**Activity:** Transcribe the records below exactly as written, from the opening line through the line that contains "(hydrogens: H4 on C1)".

= = = = = = =

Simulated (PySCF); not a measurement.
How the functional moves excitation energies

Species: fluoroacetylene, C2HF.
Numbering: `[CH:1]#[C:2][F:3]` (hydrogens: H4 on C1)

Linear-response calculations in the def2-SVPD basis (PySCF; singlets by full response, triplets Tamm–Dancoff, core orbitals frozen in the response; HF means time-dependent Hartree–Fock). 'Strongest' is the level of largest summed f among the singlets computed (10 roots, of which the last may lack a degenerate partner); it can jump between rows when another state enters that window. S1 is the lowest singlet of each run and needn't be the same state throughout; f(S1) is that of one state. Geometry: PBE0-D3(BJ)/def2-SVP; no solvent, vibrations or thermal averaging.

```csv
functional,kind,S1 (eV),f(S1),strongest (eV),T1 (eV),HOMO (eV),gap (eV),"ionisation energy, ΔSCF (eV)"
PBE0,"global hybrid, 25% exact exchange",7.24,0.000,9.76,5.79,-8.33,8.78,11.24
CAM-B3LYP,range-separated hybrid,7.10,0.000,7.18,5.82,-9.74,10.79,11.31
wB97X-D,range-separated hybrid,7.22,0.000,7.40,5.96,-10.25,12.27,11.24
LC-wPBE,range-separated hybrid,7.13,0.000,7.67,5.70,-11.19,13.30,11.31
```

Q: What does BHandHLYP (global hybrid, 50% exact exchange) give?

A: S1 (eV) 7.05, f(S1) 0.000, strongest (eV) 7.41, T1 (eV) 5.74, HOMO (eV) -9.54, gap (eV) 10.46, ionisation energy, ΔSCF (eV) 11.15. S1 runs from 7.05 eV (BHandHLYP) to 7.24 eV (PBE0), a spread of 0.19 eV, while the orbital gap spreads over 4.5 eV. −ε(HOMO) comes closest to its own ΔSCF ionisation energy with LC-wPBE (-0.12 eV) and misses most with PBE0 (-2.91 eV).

= = = = = = =

**Task result:**
Simulated (PySCF); not a measurement.
How the functional moves excitation energies

Species: fluoroacetylene, C2HF.
Numbering: `[CH:1]#[C:2][F:3]` (hydrogens: H4 on C1)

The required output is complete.